__________
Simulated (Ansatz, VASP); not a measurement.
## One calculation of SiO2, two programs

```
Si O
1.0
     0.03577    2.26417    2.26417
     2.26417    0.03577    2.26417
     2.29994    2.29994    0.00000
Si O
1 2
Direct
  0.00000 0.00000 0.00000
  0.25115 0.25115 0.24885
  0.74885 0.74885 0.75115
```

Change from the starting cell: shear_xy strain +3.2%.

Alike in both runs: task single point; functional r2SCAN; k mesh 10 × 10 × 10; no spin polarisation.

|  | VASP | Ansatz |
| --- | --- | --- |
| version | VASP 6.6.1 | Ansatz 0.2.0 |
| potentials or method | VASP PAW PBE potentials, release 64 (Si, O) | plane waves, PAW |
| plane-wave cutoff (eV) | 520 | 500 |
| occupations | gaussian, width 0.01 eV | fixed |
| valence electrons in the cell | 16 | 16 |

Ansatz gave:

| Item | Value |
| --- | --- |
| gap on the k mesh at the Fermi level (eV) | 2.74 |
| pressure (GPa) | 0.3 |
__________

Assigned task:
Transcribe each line above exactly; skip none.

Response box:
Simulated (Ansatz, VASP); not a measurement.
## One calculation of SiO2, two programs

```
Si O
1.0
     0.03577    2.26417    2.26417
     2.26417    0.03577    2.26417
     2.29994    2.29994    0.00000
Si O
1 2
Direct
  0.00000 0.00000 0.00000
  0.25115 0.25115 0.24885
  0.74885 0.74885 0.75115
```

Change from the starting cell: shear_xy strain +3.2%.

Alike in both runs: task single point; functional r2SCAN; k mesh 10 × 10 × 10; no spin polarisation.

|  | VASP | Ansatz |
| --- | --- | --- |
| version | VASP 6.6.1 | Ansatz 0.2.0 |
| potentials or method | VASP PAW PBE potentials, release 64 (Si, O) | plane waves, PAW |
| plane-wave cutoff (eV) | 520 | 500 |
| occupations | gaussian, width 0.01 eV | fixed |
| valence electrons in the cell | 16 | 16 |

Ansatz gave:

| Item | Value |
| --- | --- |
| gap on the k mesh at the Fermi level (eV) | 2.74 |
| pressure (GPa) | 0.3 |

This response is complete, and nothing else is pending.